* ACTIVITY: Repeat the listing below word for word, stopping after the line that contains "Q: How do energy, volume".

* RECORD EXCERPTS:
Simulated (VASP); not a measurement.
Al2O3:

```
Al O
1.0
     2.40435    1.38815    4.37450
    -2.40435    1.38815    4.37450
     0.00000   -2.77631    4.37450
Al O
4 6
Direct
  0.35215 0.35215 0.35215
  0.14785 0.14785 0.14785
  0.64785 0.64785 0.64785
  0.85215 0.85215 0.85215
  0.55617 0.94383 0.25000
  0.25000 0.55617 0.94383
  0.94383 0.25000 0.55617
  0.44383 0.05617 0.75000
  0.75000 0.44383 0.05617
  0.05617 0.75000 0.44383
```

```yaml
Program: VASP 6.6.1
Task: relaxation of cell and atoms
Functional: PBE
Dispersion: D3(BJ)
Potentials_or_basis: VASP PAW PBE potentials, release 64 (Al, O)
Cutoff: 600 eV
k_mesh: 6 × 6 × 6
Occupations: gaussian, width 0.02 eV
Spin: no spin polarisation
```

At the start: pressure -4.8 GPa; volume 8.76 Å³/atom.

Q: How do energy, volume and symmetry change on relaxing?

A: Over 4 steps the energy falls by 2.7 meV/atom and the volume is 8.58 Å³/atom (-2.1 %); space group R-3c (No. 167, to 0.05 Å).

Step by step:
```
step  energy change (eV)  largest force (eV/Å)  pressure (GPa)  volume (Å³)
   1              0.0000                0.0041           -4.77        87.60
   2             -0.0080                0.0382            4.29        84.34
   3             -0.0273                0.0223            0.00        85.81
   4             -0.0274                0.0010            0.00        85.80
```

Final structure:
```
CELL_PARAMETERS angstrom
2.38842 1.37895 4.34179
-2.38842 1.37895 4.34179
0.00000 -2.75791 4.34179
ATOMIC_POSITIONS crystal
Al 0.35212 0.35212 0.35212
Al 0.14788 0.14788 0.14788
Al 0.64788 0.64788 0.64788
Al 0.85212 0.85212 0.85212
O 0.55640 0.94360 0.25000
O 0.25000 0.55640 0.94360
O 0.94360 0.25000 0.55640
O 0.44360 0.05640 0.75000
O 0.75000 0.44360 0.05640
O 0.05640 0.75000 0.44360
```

* RESPONSE:
Simulated (VASP); not a measurement.
Al2O3:

```
Al O
1.0
     2.40435    1.38815    4.37450
    -2.40435    1.38815    4.37450
     0.00000   -2.77631    4.37450
Al O
4 6
Direct
  0.35215 0.35215 0.35215
  0.14785 0.14785 0.14785
  0.64785 0.64785 0.64785
  0.85215 0.85215 0.85215
  0.55617 0.94383 0.25000
  0.25000 0.55617 0.94383
  0.94383 0.25000 0.55617
  0.44383 0.05617 0.75000
  0.75000 0.44383 0.05617
  0.05617 0.75000 0.44383
```

```yaml
Program: VASP 6.6.1
Task: relaxation of cell and atoms
Functional: PBE
Dispersion: D3(BJ)
Potentials_or_basis: VASP PAW PBE potentials, release 64 (Al, O)
Cutoff: 600 eV
k_mesh: 6 × 6 × 6
Occupations: gaussian, width 0.02 eV
Spin: no spin polarisation
```

At the start: pressure -4.8 GPa; volume 8.76 Å³/atom.

Q: How do energy, volume and symmetry change on relaxing?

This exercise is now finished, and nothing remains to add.